DATASET ENTRIES:
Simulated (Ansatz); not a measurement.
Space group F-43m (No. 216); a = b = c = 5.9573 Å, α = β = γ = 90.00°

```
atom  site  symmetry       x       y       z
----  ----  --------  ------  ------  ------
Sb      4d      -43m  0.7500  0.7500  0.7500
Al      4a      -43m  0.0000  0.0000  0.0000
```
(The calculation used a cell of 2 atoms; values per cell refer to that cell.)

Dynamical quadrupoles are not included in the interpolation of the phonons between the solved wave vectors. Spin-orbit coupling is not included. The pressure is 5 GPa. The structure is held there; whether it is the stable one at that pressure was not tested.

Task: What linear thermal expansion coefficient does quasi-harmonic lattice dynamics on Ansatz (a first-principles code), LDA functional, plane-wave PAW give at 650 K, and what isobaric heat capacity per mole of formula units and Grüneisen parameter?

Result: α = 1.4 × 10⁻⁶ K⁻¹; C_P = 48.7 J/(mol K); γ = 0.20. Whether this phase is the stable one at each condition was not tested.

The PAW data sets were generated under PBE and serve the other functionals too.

WORK TASK:
Please copy, word for word, every line from the first line of the records through the line containing "Dynamical quadrupoles are", with both of those lines included and nothing else.

YOUR RESPONSE:
Simulated (Ansatz); not a measurement.
Space group F-43m (No. 216); a = b = c = 5.9573 Å, α = β = γ = 90.00°

```
atom  site  symmetry       x       y       z
----  ----  --------  ------  ------  ------
Sb      4d      -43m  0.7500  0.7500  0.7500
Al      4a      -43m  0.0000  0.0000  0.0000
```
(The calculation used a cell of 2 atoms; values per cell refer to that cell.)

Dynamical quadrupoles are not included in the interpolation of the phonons between the solved wave vectors. Spin-orbit coupling is not included. The pressure is 5 GPa. The structure is held there; whether it is the stable one at that pressure was not tested.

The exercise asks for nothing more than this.